┏━━
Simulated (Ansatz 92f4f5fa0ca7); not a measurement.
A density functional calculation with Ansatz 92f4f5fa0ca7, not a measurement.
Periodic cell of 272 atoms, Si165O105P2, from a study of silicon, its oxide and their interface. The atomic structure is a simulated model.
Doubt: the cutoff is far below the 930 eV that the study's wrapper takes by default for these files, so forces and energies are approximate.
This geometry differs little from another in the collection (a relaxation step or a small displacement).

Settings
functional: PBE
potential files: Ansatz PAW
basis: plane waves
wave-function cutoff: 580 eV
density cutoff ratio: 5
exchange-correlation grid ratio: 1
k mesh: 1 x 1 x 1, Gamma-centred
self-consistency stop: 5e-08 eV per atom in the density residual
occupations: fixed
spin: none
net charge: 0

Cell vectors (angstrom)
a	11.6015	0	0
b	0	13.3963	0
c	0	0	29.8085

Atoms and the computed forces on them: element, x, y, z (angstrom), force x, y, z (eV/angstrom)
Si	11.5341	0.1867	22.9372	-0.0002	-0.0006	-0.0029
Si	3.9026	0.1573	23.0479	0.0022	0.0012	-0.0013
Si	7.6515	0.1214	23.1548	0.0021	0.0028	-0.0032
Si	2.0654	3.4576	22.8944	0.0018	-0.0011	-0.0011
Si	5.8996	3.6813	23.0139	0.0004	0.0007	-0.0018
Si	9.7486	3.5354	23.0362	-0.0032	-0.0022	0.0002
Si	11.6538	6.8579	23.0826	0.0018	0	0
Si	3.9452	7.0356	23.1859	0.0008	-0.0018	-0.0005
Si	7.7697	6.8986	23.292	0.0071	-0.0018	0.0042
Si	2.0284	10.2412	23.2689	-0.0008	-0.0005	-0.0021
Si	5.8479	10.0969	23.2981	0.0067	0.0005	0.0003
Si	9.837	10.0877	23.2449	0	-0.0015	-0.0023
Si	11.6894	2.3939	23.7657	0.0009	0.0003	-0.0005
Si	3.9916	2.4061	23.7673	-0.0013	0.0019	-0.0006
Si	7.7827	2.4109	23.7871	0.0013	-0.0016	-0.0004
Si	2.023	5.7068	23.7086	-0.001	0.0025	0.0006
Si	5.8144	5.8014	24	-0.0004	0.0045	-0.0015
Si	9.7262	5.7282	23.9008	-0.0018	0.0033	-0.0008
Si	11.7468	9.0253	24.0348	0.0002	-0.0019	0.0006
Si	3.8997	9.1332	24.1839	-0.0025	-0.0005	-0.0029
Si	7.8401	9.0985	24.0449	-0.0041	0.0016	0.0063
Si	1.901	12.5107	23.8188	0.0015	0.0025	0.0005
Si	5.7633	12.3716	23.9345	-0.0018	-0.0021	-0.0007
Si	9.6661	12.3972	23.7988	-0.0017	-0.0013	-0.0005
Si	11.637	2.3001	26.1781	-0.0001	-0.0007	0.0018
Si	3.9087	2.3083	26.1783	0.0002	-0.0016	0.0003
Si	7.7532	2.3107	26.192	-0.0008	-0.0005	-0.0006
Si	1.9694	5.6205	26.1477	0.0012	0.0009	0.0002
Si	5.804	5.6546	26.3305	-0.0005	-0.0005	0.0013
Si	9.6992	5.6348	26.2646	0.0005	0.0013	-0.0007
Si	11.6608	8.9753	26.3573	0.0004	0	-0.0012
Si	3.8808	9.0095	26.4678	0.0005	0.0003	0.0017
┗━━

| ACTION ITEM |
Your answer should be the exact lines above from the one with "functional: PBE" through the one with "Cell vectors (angstrom)", both included, and nothing besides.

| EXERCISE RESULT |
functional: PBE
potential files: Ansatz PAW
basis: plane waves
wave-function cutoff: 580 eV
density cutoff ratio: 5
exchange-correlation grid ratio: 1
k mesh: 1 x 1 x 1, Gamma-centred
self-consistency stop: 5e-08 eV per atom in the density residual
occupations: fixed
spin: none
net charge: 0

Cell vectors (angstrom)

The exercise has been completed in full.